══ THE DATA ══
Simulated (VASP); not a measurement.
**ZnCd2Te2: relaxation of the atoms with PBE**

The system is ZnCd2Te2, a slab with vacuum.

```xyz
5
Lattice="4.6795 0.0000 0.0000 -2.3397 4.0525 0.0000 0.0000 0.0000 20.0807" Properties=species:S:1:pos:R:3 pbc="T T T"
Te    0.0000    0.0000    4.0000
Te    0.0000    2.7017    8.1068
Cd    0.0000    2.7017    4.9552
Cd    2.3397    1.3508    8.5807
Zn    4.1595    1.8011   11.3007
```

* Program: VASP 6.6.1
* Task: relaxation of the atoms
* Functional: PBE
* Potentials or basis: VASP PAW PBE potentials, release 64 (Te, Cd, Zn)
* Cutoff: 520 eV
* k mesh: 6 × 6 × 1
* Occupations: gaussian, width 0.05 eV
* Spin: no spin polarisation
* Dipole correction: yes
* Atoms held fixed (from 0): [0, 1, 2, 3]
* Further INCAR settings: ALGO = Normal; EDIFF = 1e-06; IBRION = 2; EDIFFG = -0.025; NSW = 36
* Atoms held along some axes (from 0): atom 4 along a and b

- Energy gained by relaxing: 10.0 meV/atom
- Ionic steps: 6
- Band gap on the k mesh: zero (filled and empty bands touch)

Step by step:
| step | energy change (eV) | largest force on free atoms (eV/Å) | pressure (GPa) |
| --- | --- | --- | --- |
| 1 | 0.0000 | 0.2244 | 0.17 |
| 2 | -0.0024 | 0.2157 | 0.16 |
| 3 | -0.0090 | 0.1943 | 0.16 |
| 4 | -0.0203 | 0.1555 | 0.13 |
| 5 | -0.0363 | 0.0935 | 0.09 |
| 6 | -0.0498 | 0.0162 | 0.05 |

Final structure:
═══

# [WORK INSTRUCTION]
Taking the lines above, repeat exactly those from the line that contains "0.1555 | 0.13 |" through the line that contains "0.0162 | 0.05 |", and both of those lines as well. Include nothing else.

# [RESPONSE]
| 4 | -0.0203 | 0.1555 | 0.13 |
| 5 | -0.0363 | 0.0935 | 0.09 |
| 6 | -0.0498 | 0.0162 | 0.05 |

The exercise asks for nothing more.